## AVAILABLE DATA
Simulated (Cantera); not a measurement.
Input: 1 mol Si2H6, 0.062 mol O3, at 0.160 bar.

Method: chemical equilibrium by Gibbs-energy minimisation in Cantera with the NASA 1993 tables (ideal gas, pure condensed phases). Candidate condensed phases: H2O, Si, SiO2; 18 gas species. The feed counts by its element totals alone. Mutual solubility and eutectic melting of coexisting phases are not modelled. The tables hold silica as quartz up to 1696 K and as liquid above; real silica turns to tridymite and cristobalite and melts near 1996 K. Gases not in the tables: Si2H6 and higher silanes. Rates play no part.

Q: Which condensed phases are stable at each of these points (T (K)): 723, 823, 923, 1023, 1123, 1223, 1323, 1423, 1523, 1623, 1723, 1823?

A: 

## WORK ITEM
Beginning at the line above with "Method: chemical equilibrium" and finishing at the line with "Q: Which condensed", return each line exactly and return nothing else.

## WRITTEN ANSWER
Method: chemical equilibrium by Gibbs-energy minimisation in Cantera with the NASA 1993 tables (ideal gas, pure condensed phases). Candidate condensed phases: H2O, Si, SiO2; 18 gas species. The feed counts by its element totals alone. Mutual solubility and eutectic melting of coexisting phases are not modelled. The tables hold silica as quartz up to 1696 K and as liquid above; real silica turns to tridymite and cristobalite and melts near 1996 K. Gases not in the tables: Si2H6 and higher silanes. Rates play no part.

Q: Which condensed phases are stable at each of these points (T (K)): 723, 823, 923, 1023, 1123, 1223, 1323, 1423, 1523, 1623, 1723, 1823?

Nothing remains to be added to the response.